Assignment – Please copy exactly the lines that run from the start of the entries to the line containing "Limits of the", inclusive.

Source material below:

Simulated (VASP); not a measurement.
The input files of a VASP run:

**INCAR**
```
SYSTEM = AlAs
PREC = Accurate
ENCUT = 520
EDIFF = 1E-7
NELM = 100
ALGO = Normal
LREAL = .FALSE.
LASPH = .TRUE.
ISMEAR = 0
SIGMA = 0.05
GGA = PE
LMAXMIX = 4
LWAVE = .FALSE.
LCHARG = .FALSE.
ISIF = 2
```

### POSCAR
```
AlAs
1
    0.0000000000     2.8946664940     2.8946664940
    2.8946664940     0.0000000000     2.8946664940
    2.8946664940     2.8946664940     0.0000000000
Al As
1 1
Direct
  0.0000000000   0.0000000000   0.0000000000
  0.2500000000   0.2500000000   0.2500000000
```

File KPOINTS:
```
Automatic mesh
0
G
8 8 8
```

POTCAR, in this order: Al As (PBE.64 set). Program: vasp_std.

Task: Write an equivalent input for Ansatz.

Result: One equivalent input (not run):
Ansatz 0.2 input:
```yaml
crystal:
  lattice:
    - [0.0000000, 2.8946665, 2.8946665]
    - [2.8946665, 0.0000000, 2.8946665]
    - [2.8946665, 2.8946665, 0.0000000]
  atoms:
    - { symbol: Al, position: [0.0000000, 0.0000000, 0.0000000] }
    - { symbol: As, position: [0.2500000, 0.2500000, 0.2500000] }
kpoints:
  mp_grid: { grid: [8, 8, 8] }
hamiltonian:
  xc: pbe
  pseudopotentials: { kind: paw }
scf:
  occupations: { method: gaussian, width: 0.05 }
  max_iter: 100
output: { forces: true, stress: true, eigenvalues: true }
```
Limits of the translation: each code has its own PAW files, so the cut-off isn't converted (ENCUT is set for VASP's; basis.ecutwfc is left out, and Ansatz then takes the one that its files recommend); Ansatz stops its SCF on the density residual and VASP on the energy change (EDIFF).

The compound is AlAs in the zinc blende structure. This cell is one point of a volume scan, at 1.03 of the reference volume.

End of Source material.

Result –
Simulated (VASP); not a measurement.
The input files of a VASP run:

**INCAR**
```
SYSTEM = AlAs
PREC = Accurate
ENCUT = 520
EDIFF = 1E-7
NELM = 100
ALGO = Normal
LREAL = .FALSE.
LASPH = .TRUE.
ISMEAR = 0
SIGMA = 0.05
GGA = PE
LMAXMIX = 4
LWAVE = .FALSE.
LCHARG = .FALSE.
ISIF = 2
```

### POSCAR
```
AlAs
1
    0.0000000000     2.8946664940     2.8946664940
    2.8946664940     0.0000000000     2.8946664940
    2.8946664940     2.8946664940     0.0000000000
Al As
1 1
Direct
  0.0000000000   0.0000000000   0.0000000000
  0.2500000000   0.2500000000   0.2500000000
```

File KPOINTS:
```
Automatic mesh
0
G
8 8 8
```

POTCAR, in this order: Al As (PBE.64 set). Program: vasp_std.

Task: Write an equivalent input for Ansatz.

Result: One equivalent input (not run):
Ansatz 0.2 input:
```yaml
crystal:
  lattice:
    - [0.0000000, 2.8946665, 2.8946665]
    - [2.8946665, 0.0000000, 2.8946665]
    - [2.8946665, 2.8946665, 0.0000000]
  atoms:
    - { symbol: Al, position: [0.0000000, 0.0000000, 0.0000000] }
    - { symbol: As, position: [0.2500000, 0.2500000, 0.2500000] }
kpoints:
  mp_grid: { grid: [8, 8, 8] }
hamiltonian:
  xc: pbe
  pseudopotentials: { kind: paw }
scf:
  occupations: { method: gaussian, width: 0.05 }
  max_iter: 100
output: { forces: true, stress: true, eigenvalues: true }
```
Limits of the translation: each code has its own PAW files, so the cut-off isn't converted (ENCUT is set for VASP's; basis.ecutwfc is left out, and Ansatz then takes the one that its files recommend); Ansatz stops its SCF on the density residual and VASP on the energy change (EDIFF).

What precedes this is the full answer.